========

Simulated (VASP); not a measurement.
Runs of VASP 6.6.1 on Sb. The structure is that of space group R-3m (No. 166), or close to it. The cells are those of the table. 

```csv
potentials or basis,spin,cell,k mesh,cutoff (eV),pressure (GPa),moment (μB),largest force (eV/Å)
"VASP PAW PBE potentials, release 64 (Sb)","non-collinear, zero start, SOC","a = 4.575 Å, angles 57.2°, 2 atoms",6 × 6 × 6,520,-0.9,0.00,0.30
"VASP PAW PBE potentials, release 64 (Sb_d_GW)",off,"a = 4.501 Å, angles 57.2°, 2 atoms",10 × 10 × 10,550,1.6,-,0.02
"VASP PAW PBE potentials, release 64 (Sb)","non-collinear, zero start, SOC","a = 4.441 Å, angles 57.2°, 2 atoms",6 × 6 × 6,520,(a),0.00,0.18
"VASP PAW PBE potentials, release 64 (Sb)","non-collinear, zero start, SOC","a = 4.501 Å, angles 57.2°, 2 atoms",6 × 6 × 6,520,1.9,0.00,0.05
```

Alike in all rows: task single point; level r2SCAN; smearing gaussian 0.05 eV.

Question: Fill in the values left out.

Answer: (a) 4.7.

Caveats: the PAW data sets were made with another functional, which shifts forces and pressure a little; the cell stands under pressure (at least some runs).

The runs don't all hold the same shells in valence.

========

TASK ITEM - Return only the exact lines from the opening of the records through the line that contains "Caveats: the PAW", both included.

RESPONSE BOX -
Simulated (VASP); not a measurement.
Runs of VASP 6.6.1 on Sb. The structure is that of space group R-3m (No. 166), or close to it. The cells are those of the table. 

```csv
potentials or basis,spin,cell,k mesh,cutoff (eV),pressure (GPa),moment (μB),largest force (eV/Å)
"VASP PAW PBE potentials, release 64 (Sb)","non-collinear, zero start, SOC","a = 4.575 Å, angles 57.2°, 2 atoms",6 × 6 × 6,520,-0.9,0.00,0.30
"VASP PAW PBE potentials, release 64 (Sb_d_GW)",off,"a = 4.501 Å, angles 57.2°, 2 atoms",10 × 10 × 10,550,1.6,-,0.02
"VASP PAW PBE potentials, release 64 (Sb)","non-collinear, zero start, SOC","a = 4.441 Å, angles 57.2°, 2 atoms",6 × 6 × 6,520,(a),0.00,0.18
"VASP PAW PBE potentials, release 64 (Sb)","non-collinear, zero start, SOC","a = 4.501 Å, angles 57.2°, 2 atoms",6 × 6 × 6,520,1.9,0.00,0.05
```

Alike in all rows: task single point; level r2SCAN; smearing gaussian 0.05 eV.

Question: Fill in the values left out.

Answer: (a) 4.7.

Caveats: the PAW data sets were made with another functional, which shifts forces and pressure a little; the cell stands under pressure (at least some runs).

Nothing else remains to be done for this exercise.